## Required action
The required output is the lines below from the line containing "Level of this" to the line containing "The cell of", inclusive, retyped exactly. No other lines belong in it.

## Information shown
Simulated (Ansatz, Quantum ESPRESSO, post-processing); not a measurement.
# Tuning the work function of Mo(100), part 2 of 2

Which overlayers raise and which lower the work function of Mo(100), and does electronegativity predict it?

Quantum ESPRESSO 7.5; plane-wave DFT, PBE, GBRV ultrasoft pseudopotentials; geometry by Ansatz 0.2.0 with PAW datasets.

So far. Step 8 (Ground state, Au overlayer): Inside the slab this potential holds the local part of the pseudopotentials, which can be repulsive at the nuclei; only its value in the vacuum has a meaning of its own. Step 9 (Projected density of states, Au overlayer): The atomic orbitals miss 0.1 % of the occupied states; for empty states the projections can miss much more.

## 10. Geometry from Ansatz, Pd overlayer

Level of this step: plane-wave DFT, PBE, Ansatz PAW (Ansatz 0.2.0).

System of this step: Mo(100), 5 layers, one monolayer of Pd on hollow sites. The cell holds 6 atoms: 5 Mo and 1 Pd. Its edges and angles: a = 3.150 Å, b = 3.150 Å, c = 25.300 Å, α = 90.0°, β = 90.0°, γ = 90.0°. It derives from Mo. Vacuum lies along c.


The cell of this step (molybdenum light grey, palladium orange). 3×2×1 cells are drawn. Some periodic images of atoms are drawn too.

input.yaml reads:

## Written answer
Level of this step: plane-wave DFT, PBE, Ansatz PAW (Ansatz 0.2.0).

System of this step: Mo(100), 5 layers, one monolayer of Pd on hollow sites. The cell holds 6 atoms: 5 Mo and 1 Pd. Its edges and angles: a = 3.150 Å, b = 3.150 Å, c = 25.300 Å, α = 90.0°, β = 90.0°, γ = 90.0°. It derives from Mo. Vacuum lies along c.


The cell of this step (molybdenum light grey, palladium orange). 3×2×1 cells are drawn. Some periodic images of atoms are drawn too.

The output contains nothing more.